REQUIRED ACTION:
A faithful copy of the whole listing is the goal. Match it exactly.

_ _ _ _ _

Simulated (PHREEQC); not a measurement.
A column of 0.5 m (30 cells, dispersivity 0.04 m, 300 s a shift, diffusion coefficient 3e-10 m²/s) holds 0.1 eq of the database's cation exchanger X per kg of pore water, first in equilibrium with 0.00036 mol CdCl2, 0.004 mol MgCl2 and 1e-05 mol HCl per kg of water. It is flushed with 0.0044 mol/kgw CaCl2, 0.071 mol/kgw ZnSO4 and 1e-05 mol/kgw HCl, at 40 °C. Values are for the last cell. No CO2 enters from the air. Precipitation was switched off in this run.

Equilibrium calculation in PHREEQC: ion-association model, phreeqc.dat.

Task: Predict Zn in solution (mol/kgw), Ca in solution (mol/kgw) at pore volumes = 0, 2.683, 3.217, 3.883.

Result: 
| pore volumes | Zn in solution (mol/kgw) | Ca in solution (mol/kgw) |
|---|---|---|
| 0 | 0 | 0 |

_ _ _ _ _

TASK ANSWER:
Simulated (PHREEQC); not a measurement.
A column of 0.5 m (30 cells, dispersivity 0.04 m, 300 s a shift, diffusion coefficient 3e-10 m²/s) holds 0.1 eq of the database's cation exchanger X per kg of pore water, first in equilibrium with 0.00036 mol CdCl2, 0.004 mol MgCl2 and 1e-05 mol HCl per kg of water. It is flushed with 0.0044 mol/kgw CaCl2, 0.071 mol/kgw ZnSO4 and 1e-05 mol/kgw HCl, at 40 °C. Values are for the last cell. No CO2 enters from the air. Precipitation was switched off in this run.

Equilibrium calculation in PHREEQC: ion-association model, phreeqc.dat.

Task: Predict Zn in solution (mol/kgw), Ca in solution (mol/kgw) at pore volumes = 0, 2.683, 3.217, 3.883.

Result: 
| pore volumes | Zn in solution (mol/kgw) | Ca in solution (mol/kgw) |
|---|---|---|
| 0 | 0 | 0 |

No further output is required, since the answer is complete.